◆ DATASET EXCERPTS:
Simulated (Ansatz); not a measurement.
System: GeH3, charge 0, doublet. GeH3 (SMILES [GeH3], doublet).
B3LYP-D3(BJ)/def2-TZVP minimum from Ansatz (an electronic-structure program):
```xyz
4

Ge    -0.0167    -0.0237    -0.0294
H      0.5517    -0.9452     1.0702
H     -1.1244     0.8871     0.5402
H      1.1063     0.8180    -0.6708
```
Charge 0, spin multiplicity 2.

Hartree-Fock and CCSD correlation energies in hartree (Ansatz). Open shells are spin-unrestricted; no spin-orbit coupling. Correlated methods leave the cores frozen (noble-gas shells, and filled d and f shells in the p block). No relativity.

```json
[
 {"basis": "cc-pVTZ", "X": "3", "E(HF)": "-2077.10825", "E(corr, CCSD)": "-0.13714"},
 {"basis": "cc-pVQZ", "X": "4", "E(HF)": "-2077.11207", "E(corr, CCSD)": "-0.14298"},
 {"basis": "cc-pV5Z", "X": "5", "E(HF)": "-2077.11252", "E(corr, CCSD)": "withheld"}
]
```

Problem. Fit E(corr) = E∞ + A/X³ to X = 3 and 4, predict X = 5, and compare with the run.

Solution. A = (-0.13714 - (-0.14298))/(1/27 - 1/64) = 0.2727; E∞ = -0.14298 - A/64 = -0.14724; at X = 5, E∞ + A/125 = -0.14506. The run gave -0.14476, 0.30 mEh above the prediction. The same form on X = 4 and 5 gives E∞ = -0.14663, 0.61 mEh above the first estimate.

◆ ACTIVITY: Please transcribe exactly the lines above from the line that has "Charge 0, spin multiplicity 2." up to and including the line that has "Problem. Fit E(corr)"; no other line belongs in the answer.

◆ ANSWER SECTION:
Charge 0, spin multiplicity 2.

Hartree-Fock and CCSD correlation energies in hartree (Ansatz). Open shells are spin-unrestricted; no spin-orbit coupling. Correlated methods leave the cores frozen (noble-gas shells, and filled d and f shells in the p block). No relativity.

```json
[
 {"basis": "cc-pVTZ", "X": "3", "E(HF)": "-2077.10825", "E(corr, CCSD)": "-0.13714"},
 {"basis": "cc-pVQZ", "X": "4", "E(HF)": "-2077.11207", "E(corr, CCSD)": "-0.14298"},
 {"basis": "cc-pV5Z", "X": "5", "E(HF)": "-2077.11252", "E(corr, CCSD)": "withheld"}
]
```

Problem. Fit E(corr) = E∞ + A/X³ to X = 3 and 4, predict X = 5, and compare with the run.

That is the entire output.